Word for word, restate the lines of the material below from its first line through the one containing "0.1 | 22.689 |". Omit the rest.

-- Opening Marker --

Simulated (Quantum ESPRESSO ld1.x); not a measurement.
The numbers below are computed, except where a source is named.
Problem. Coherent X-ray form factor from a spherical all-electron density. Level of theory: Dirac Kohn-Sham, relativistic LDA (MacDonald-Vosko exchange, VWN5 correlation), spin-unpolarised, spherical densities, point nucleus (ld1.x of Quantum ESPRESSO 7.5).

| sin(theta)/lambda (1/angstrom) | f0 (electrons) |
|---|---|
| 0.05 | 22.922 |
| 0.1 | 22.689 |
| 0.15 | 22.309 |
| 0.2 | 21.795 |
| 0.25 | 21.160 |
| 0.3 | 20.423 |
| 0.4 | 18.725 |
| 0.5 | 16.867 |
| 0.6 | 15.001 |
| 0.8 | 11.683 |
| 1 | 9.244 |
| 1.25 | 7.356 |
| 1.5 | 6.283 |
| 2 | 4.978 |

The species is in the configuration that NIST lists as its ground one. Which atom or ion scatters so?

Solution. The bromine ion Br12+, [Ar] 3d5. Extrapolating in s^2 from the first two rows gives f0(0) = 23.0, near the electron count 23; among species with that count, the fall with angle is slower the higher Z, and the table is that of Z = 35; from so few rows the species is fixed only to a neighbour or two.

-- Closing Marker --

Solution:
Simulated (Quantum ESPRESSO ld1.x); not a measurement.
The numbers below are computed, except where a source is named.
Problem. Coherent X-ray form factor from a spherical all-electron density. Level of theory: Dirac Kohn-Sham, relativistic LDA (MacDonald-Vosko exchange, VWN5 correlation), spin-unpolarised, spherical densities, point nucleus (ld1.x of Quantum ESPRESSO 7.5).

| sin(theta)/lambda (1/angstrom) | f0 (electrons) |
|---|---|
| 0.05 | 22.922 |
| 0.1 | 22.689 |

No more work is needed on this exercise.